**Requirement:**
This exercise asks for the whole listing to be restated exactly.

**Excerpted data:**
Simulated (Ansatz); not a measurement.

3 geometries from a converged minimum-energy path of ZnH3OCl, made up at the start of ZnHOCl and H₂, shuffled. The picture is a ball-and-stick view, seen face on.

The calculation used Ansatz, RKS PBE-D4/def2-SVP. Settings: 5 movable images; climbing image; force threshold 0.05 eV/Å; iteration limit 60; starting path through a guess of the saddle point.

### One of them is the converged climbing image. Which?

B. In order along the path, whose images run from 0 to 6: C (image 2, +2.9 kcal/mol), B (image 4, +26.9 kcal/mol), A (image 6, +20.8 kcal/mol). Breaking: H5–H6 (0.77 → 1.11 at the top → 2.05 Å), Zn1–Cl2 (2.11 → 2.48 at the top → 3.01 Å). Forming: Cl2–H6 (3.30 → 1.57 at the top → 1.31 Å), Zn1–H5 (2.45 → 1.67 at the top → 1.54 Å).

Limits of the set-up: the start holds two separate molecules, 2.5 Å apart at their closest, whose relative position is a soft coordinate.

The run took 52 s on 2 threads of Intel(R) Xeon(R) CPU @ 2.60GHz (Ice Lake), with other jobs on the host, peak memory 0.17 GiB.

**Result:**
Simulated (Ansatz); not a measurement.

3 geometries from a converged minimum-energy path of ZnH3OCl, made up at the start of ZnHOCl and H₂, shuffled. The picture is a ball-and-stick view, seen face on.

The calculation used Ansatz, RKS PBE-D4/def2-SVP. Settings: 5 movable images; climbing image; force threshold 0.05 eV/Å; iteration limit 60; starting path through a guess of the saddle point.

### One of them is the converged climbing image. Which?

B. In order along the path, whose images run from 0 to 6: C (image 2, +2.9 kcal/mol), B (image 4, +26.9 kcal/mol), A (image 6, +20.8 kcal/mol). Breaking: H5–H6 (0.77 → 1.11 at the top → 2.05 Å), Zn1–Cl2 (2.11 → 2.48 at the top → 3.01 Å). Forming: Cl2–H6 (3.30 → 1.57 at the top → 1.31 Å), Zn1–H5 (2.45 → 1.67 at the top → 1.54 Å).

Limits of the set-up: the start holds two separate molecules, 2.5 Å apart at their closest, whose relative position is a soft coordinate.

The run took 52 s on 2 threads of Intel(R) Xeon(R) CPU @ 2.60GHz (Ice Lake), with other jobs on the host, peak memory 0.17 GiB.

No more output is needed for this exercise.